• Requirement:
Word for word, retype the first line of the records and every following line through the one containing "(1) C2 (bonded".

*** Source data ***
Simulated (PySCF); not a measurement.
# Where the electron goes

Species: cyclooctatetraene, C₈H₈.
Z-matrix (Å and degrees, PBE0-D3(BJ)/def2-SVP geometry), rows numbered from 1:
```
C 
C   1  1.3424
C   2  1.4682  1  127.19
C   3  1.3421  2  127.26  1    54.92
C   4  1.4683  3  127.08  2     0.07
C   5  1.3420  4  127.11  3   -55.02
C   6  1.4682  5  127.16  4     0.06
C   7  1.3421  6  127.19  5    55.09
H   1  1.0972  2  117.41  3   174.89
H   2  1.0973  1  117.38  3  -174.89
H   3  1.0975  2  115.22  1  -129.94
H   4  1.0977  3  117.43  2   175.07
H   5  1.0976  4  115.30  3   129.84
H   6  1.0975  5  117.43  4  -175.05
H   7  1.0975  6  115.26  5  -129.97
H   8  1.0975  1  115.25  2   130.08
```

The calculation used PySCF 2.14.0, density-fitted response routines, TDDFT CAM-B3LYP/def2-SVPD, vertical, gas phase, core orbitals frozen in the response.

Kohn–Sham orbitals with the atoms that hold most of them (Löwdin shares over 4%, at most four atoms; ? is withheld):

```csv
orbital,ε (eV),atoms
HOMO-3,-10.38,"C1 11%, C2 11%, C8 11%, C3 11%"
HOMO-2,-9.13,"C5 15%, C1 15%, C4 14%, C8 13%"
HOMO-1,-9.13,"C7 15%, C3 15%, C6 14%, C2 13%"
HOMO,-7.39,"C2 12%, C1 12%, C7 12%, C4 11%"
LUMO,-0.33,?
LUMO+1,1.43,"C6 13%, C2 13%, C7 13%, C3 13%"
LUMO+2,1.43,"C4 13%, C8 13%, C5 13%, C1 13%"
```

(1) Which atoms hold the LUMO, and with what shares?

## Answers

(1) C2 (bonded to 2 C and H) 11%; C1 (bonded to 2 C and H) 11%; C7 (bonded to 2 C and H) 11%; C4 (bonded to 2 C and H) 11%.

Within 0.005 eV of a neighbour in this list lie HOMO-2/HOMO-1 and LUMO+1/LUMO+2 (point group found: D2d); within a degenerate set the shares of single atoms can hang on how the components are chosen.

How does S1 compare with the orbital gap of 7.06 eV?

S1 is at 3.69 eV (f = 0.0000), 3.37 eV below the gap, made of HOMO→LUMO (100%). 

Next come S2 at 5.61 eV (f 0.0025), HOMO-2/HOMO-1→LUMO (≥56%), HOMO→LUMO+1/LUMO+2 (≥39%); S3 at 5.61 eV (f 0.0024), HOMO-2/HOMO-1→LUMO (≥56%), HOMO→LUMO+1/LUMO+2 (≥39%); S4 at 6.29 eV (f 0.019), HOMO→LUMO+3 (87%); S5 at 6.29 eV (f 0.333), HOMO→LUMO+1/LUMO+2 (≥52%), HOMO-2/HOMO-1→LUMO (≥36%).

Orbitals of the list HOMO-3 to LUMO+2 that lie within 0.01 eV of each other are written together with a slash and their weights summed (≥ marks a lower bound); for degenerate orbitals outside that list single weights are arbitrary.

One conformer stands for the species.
*** End of Source data ***

• Exercise result:
Simulated (PySCF); not a measurement.
# Where the electron goes

Species: cyclooctatetraene, C₈H₈.
Z-matrix (Å and degrees, PBE0-D3(BJ)/def2-SVP geometry), rows numbered from 1:
```
C 
C   1  1.3424
C   2  1.4682  1  127.19
C   3  1.3421  2  127.26  1    54.92
C   4  1.4683  3  127.08  2     0.07
C   5  1.3420  4  127.11  3   -55.02
C   6  1.4682  5  127.16  4     0.06
C   7  1.3421  6  127.19  5    55.09
H   1  1.0972  2  117.41  3   174.89
H   2  1.0973  1  117.38  3  -174.89
H   3  1.0975  2  115.22  1  -129.94
H   4  1.0977  3  117.43  2   175.07
H   5  1.0976  4  115.30  3   129.84
H   6  1.0975  5  117.43  4  -175.05
H   7  1.0975  6  115.26  5  -129.97
H   8  1.0975  1  115.25  2   130.08
```

The calculation used PySCF 2.14.0, density-fitted response routines, TDDFT CAM-B3LYP/def2-SVPD, vertical, gas phase, core orbitals frozen in the response.

Kohn–Sham orbitals with the atoms that hold most of them (Löwdin shares over 4%, at most four atoms; ? is withheld):

```csv
orbital,ε (eV),atoms
HOMO-3,-10.38,"C1 11%, C2 11%, C8 11%, C3 11%"
HOMO-2,-9.13,"C5 15%, C1 15%, C4 14%, C8 13%"
HOMO-1,-9.13,"C7 15%, C3 15%, C6 14%, C2 13%"
HOMO,-7.39,"C2 12%, C1 12%, C7 12%, C4 11%"
LUMO,-0.33,?
LUMO+1,1.43,"C6 13%, C2 13%, C7 13%, C3 13%"
LUMO+2,1.43,"C4 13%, C8 13%, C5 13%, C1 13%"
```

(1) Which atoms hold the LUMO, and with what shares?

## Answers

(1) C2 (bonded to 2 C and H) 11%; C1 (bonded to 2 C and H) 11%; C7 (bonded to 2 C and H) 11%; C4 (bonded to 2 C and H) 11%.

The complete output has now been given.